[Provided records]:
********************
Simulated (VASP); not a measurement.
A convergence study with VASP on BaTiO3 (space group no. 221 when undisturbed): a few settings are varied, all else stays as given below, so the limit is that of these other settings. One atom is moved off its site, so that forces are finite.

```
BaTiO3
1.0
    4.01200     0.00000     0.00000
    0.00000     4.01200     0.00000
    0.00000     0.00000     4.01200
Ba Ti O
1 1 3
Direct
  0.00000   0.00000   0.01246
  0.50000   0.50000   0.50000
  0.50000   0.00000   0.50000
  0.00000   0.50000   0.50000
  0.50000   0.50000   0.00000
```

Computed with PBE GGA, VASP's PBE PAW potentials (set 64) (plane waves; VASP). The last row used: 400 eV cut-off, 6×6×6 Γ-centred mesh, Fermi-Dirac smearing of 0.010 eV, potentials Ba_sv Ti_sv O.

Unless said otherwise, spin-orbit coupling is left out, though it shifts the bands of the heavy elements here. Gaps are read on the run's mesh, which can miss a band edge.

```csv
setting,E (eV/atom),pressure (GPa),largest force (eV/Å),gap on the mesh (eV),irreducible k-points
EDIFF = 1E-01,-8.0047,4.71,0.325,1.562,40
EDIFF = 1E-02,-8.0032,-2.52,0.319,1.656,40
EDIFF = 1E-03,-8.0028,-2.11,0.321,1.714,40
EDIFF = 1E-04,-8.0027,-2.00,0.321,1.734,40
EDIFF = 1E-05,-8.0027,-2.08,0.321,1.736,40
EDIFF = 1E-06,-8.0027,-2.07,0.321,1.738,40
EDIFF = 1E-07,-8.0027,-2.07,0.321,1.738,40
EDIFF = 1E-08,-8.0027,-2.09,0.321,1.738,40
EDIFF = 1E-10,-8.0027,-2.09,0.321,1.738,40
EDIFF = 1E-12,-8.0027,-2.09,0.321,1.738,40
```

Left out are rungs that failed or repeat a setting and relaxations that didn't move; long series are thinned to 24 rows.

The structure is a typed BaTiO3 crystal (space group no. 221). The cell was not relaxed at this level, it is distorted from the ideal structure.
********************

[Activity]: Since only part of the listing is wanted, copy exactly the lines from the one holding "Unless said otherwise, spin-orbit" to the one holding "Left out are", both included.

[Exercise result]:
Unless said otherwise, spin-orbit coupling is left out, though it shifts the bands of the heavy elements here. Gaps are read on the run's mesh, which can miss a band edge.

```csv
setting,E (eV/atom),pressure (GPa),largest force (eV/Å),gap on the mesh (eV),irreducible k-points
EDIFF = 1E-01,-8.0047,4.71,0.325,1.562,40
EDIFF = 1E-02,-8.0032,-2.52,0.319,1.656,40
EDIFF = 1E-03,-8.0028,-2.11,0.321,1.714,40
EDIFF = 1E-04,-8.0027,-2.00,0.321,1.734,40
EDIFF = 1E-05,-8.0027,-2.08,0.321,1.736,40
EDIFF = 1E-06,-8.0027,-2.07,0.321,1.738,40
EDIFF = 1E-07,-8.0027,-2.07,0.321,1.738,40
EDIFF = 1E-08,-8.0027,-2.09,0.321,1.738,40
EDIFF = 1E-10,-8.0027,-2.09,0.321,1.738,40
EDIFF = 1E-12,-8.0027,-2.09,0.321,1.738,40
```

Left out are rungs that failed or repeat a setting and relaxations that didn't move; long series are thinned to 24 rows.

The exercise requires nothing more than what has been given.